BEGIN EXERCISE DATA
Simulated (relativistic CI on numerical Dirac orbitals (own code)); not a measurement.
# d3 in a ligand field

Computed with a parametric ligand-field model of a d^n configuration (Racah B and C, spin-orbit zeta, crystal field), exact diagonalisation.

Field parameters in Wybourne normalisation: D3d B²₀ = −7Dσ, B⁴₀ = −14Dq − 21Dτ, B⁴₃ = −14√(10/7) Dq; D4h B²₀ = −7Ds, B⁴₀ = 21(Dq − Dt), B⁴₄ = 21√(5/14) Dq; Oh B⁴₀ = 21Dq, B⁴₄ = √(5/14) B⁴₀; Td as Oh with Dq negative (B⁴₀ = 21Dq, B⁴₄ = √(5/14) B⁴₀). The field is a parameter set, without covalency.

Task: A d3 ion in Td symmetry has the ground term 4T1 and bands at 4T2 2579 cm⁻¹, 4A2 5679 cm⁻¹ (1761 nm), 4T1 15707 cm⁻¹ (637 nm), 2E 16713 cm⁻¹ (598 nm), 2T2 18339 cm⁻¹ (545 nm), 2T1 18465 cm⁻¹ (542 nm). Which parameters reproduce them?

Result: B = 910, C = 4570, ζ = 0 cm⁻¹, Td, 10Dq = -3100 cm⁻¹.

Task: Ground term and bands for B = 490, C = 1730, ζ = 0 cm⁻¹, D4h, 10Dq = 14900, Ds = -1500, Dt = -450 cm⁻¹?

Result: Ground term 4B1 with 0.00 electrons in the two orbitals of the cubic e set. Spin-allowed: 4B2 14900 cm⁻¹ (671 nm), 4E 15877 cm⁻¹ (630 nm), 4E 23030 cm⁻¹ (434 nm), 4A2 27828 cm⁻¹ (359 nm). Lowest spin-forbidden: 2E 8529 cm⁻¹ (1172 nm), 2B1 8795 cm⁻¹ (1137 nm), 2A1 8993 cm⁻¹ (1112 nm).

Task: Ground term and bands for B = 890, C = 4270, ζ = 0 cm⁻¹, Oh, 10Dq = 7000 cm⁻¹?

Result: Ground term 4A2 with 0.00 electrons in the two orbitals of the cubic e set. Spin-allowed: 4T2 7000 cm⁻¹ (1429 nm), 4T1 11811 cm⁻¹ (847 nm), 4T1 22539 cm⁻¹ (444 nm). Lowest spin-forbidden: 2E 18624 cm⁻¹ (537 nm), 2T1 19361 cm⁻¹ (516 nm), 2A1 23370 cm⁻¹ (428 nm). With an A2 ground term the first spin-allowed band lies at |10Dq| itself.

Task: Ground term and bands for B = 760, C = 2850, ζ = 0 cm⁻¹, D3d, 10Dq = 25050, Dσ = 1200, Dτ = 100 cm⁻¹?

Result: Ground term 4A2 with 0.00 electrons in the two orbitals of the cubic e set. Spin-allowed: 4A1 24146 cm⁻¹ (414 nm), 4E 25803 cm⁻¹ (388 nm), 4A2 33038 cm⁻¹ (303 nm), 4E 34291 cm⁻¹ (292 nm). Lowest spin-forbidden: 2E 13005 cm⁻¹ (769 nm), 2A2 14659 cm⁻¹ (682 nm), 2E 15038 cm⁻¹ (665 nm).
END EXERCISE DATA

■ WORK REQUEST
The required output is the exact run of lines from the beginning of the records to the line with "Task: Ground term and bands for B = 490, C", that line included.

■ EXERCISE RESULT
Simulated (relativistic CI on numerical Dirac orbitals (own code)); not a measurement.
# d3 in a ligand field

Computed with a parametric ligand-field model of a d^n configuration (Racah B and C, spin-orbit zeta, crystal field), exact diagonalisation.

Field parameters in Wybourne normalisation: D3d B²₀ = −7Dσ, B⁴₀ = −14Dq − 21Dτ, B⁴₃ = −14√(10/7) Dq; D4h B²₀ = −7Ds, B⁴₀ = 21(Dq − Dt), B⁴₄ = 21√(5/14) Dq; Oh B⁴₀ = 21Dq, B⁴₄ = √(5/14) B⁴₀; Td as Oh with Dq negative (B⁴₀ = 21Dq, B⁴₄ = √(5/14) B⁴₀). The field is a parameter set, without covalency.

Task: A d3 ion in Td symmetry has the ground term 4T1 and bands at 4T2 2579 cm⁻¹, 4A2 5679 cm⁻¹ (1761 nm), 4T1 15707 cm⁻¹ (637 nm), 2E 16713 cm⁻¹ (598 nm), 2T2 18339 cm⁻¹ (545 nm), 2T1 18465 cm⁻¹ (542 nm). Which parameters reproduce them?

Result: B = 910, C = 4570, ζ = 0 cm⁻¹, Td, 10Dq = -3100 cm⁻¹.

Task: Ground term and bands for B = 490, C = 1730, ζ = 0 cm⁻¹, D4h, 10Dq = 14900, Ds = -1500, Dt = -450 cm⁻¹?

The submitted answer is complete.